#### [Input data]
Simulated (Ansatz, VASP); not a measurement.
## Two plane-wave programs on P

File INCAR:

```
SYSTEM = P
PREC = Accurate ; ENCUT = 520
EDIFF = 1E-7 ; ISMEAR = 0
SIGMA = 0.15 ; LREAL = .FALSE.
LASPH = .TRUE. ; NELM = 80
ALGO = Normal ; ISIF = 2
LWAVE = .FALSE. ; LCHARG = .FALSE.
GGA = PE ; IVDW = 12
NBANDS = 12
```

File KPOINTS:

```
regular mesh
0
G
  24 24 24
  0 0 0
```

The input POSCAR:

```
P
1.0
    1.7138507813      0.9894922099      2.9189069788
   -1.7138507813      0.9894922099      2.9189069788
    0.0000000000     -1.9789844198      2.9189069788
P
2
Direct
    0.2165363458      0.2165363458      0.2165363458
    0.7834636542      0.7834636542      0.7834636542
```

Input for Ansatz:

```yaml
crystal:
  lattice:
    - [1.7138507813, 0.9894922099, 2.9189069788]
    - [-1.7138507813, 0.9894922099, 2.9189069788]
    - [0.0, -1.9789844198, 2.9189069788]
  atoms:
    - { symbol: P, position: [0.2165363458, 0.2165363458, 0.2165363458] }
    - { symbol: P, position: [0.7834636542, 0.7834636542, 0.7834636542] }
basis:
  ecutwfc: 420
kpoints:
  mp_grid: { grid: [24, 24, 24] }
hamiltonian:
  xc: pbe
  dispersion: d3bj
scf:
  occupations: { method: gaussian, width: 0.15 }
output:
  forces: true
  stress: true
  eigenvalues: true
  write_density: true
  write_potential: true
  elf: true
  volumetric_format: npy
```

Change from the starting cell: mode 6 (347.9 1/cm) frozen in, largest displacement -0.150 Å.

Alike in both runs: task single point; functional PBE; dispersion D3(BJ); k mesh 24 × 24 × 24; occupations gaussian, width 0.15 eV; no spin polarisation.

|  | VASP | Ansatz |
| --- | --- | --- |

#### [Work order]
Nothing but the lines from the top of the entries above through the line with "Change from the" should be set down, each exactly as written.

#### [Task solution]
Simulated (Ansatz, VASP); not a measurement.
## Two plane-wave programs on P

File INCAR:

```
SYSTEM = P
PREC = Accurate ; ENCUT = 520
EDIFF = 1E-7 ; ISMEAR = 0
SIGMA = 0.15 ; LREAL = .FALSE.
LASPH = .TRUE. ; NELM = 80
ALGO = Normal ; ISIF = 2
LWAVE = .FALSE. ; LCHARG = .FALSE.
GGA = PE ; IVDW = 12
NBANDS = 12
```

File KPOINTS:

```
regular mesh
0
G
  24 24 24
  0 0 0
```

The input POSCAR:

```
P
1.0
    1.7138507813      0.9894922099      2.9189069788
   -1.7138507813      0.9894922099      2.9189069788
    0.0000000000     -1.9789844198      2.9189069788
P
2
Direct
    0.2165363458      0.2165363458      0.2165363458
    0.7834636542      0.7834636542      0.7834636542
```

Input for Ansatz:

```yaml
crystal:
  lattice:
    - [1.7138507813, 0.9894922099, 2.9189069788]
    - [-1.7138507813, 0.9894922099, 2.9189069788]
    - [0.0, -1.9789844198, 2.9189069788]
  atoms:
    - { symbol: P, position: [0.2165363458, 0.2165363458, 0.2165363458] }
    - { symbol: P, position: [0.7834636542, 0.7834636542, 0.7834636542] }
basis:
  ecutwfc: 420
kpoints:
  mp_grid: { grid: [24, 24, 24] }
hamiltonian:
  xc: pbe
  dispersion: d3bj
scf:
  occupations: { method: gaussian, width: 0.15 }
output:
  forces: true
  stress: true
  eigenvalues: true
  write_density: true
  write_potential: true
  elf: true
  volumetric_format: npy
```

Change from the starting cell: mode 6 (347.9 1/cm) frozen in, largest displacement -0.150 Å.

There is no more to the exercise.